◆ **Assignment**:
Reproduce all records below exactly.

◆ **Material provided**:
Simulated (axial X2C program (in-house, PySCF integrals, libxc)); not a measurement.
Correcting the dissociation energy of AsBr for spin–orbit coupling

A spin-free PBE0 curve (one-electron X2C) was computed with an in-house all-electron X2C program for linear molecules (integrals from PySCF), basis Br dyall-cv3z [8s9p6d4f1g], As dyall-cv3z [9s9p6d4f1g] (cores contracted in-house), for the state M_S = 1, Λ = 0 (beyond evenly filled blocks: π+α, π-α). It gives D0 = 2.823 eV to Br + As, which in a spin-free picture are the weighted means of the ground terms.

◆ **Task result**:
Simulated (axial X2C program (in-house, PySCF integrals, libxc)); not a measurement.
Correcting the dissociation energy of AsBr for spin–orbit coupling

A spin-free PBE0 curve (one-electron X2C) was computed with an in-house all-electron X2C program for linear molecules (integrals from PySCF), basis Br dyall-cv3z [8s9p6d4f1g], As dyall-cv3z [9s9p6d4f1g] (cores contracted in-house), for the state M_S = 1, Λ = 0 (beyond evenly filled blocks: π+α, π-α). It gives D0 = 2.823 eV to Br + As, which in a spin-free picture are the weighted means of the ground terms.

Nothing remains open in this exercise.